WORK ORDER:
The line containing "8.91 eV, direct." marks the end: quote every line from the start of the records below through it, word for word.

ENTRIES SUPPLIED:
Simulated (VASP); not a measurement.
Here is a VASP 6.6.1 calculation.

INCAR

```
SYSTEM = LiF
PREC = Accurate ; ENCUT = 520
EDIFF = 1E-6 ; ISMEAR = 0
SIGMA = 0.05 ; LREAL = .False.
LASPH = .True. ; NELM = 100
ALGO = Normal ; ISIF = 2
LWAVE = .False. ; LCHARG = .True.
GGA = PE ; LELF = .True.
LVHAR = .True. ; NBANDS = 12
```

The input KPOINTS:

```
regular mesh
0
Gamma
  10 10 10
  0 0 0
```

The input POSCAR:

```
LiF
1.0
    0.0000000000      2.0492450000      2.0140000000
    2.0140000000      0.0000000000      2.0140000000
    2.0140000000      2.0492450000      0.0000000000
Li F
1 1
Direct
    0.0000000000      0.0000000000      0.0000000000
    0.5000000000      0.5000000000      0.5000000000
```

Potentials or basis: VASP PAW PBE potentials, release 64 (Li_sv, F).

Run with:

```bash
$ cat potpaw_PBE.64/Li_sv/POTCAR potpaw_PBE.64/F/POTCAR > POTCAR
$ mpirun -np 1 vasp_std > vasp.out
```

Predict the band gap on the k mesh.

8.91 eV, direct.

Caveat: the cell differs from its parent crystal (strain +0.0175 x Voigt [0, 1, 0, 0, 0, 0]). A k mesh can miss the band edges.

YOUR RESPONSE:
Simulated (VASP); not a measurement.
Here is a VASP 6.6.1 calculation.

INCAR

```
SYSTEM = LiF
PREC = Accurate ; ENCUT = 520
EDIFF = 1E-6 ; ISMEAR = 0
SIGMA = 0.05 ; LREAL = .False.
LASPH = .True. ; NELM = 100
ALGO = Normal ; ISIF = 2
LWAVE = .False. ; LCHARG = .True.
GGA = PE ; LELF = .True.
LVHAR = .True. ; NBANDS = 12
```

The input KPOINTS:

```
regular mesh
0
Gamma
  10 10 10
  0 0 0
```

The input POSCAR:

```
LiF
1.0
    0.0000000000      2.0492450000      2.0140000000
    2.0140000000      0.0000000000      2.0140000000
    2.0140000000      2.0492450000      0.0000000000
Li F
1 1
Direct
    0.0000000000      0.0000000000      0.0000000000
    0.5000000000      0.5000000000      0.5000000000
```

Potentials or basis: VASP PAW PBE potentials, release 64 (Li_sv, F).

Run with:

```bash
$ cat potpaw_PBE.64/Li_sv/POTCAR potpaw_PBE.64/F/POTCAR > POTCAR
$ mpirun -np 1 vasp_std > vasp.out
```

Predict the band gap on the k mesh.

8.91 eV, direct.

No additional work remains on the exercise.